> [Required action] The records that follow need to be output exactly as they are.

-- Data section follows --

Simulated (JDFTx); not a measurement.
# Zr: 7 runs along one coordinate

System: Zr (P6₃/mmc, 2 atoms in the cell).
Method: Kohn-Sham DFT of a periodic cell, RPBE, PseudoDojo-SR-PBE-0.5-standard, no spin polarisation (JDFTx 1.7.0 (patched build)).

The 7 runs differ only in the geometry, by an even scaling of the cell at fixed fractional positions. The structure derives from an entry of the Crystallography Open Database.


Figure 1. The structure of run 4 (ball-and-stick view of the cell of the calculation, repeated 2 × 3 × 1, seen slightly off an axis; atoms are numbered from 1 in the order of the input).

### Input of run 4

-- Data section concluded --

> [Expected answer]
Simulated (JDFTx); not a measurement.
# Zr: 7 runs along one coordinate

System: Zr (P6₃/mmc, 2 atoms in the cell).
Method: Kohn-Sham DFT of a periodic cell, RPBE, PseudoDojo-SR-PBE-0.5-standard, no spin polarisation (JDFTx 1.7.0 (patched build)).

The 7 runs differ only in the geometry, by an even scaling of the cell at fixed fractional positions. The structure derives from an entry of the Crystallography Open Database.


Figure 1. The structure of run 4 (ball-and-stick view of the cell of the calculation, repeated 2 × 3 × 1, seen slightly off an axis; atoms are numbered from 1 in the order of the input).

### Input of run 4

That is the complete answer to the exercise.